[TASK ITEM]:
Reproduce exactly, and only, the lines running from the start of the entries below to the line containing "The starting cell".

[SUPPLIED ENTRIES]:
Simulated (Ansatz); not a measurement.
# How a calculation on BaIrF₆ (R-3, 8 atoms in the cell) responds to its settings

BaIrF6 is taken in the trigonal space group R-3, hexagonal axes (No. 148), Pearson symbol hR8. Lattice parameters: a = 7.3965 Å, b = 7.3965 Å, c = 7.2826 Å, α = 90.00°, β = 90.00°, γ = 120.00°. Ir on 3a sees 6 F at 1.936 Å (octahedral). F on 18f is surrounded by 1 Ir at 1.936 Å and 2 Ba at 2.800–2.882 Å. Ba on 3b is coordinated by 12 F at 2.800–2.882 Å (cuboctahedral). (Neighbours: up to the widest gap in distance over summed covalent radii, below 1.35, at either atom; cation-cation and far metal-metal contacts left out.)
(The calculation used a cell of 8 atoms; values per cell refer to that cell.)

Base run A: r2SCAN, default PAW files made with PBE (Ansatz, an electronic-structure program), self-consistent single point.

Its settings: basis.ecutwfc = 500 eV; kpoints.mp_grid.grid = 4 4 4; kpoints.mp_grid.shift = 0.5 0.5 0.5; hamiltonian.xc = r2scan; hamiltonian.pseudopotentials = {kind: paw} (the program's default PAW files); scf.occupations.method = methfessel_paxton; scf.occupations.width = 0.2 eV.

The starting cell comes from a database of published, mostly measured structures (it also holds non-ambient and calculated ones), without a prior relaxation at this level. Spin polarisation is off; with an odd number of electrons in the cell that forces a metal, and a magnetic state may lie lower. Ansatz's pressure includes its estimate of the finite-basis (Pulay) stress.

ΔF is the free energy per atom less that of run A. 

[TASK RESPONSE]:
Simulated (Ansatz); not a measurement.
# How a calculation on BaIrF₆ (R-3, 8 atoms in the cell) responds to its settings

BaIrF6 is taken in the trigonal space group R-3, hexagonal axes (No. 148), Pearson symbol hR8. Lattice parameters: a = 7.3965 Å, b = 7.3965 Å, c = 7.2826 Å, α = 90.00°, β = 90.00°, γ = 120.00°. Ir on 3a sees 6 F at 1.936 Å (octahedral). F on 18f is surrounded by 1 Ir at 1.936 Å and 2 Ba at 2.800–2.882 Å. Ba on 3b is coordinated by 12 F at 2.800–2.882 Å (cuboctahedral). (Neighbours: up to the widest gap in distance over summed covalent radii, below 1.35, at either atom; cation-cation and far metal-metal contacts left out.)
(The calculation used a cell of 8 atoms; values per cell refer to that cell.)

Base run A: r2SCAN, default PAW files made with PBE (Ansatz, an electronic-structure program), self-consistent single point.

Its settings: basis.ecutwfc = 500 eV; kpoints.mp_grid.grid = 4 4 4; kpoints.mp_grid.shift = 0.5 0.5 0.5; hamiltonian.xc = r2scan; hamiltonian.pseudopotentials = {kind: paw} (the program's default PAW files); scf.occupations.method = methfessel_paxton; scf.occupations.width = 0.2 eV.

The starting cell comes from a database of published, mostly measured structures (it also holds non-ambient and calculated ones), without a prior relaxation at this level. Spin polarisation is off; with an odd number of electrons in the cell that forces a metal, and a magnetic state may lie lower. Ansatz's pressure includes its estimate of the finite-basis (Pulay) stress.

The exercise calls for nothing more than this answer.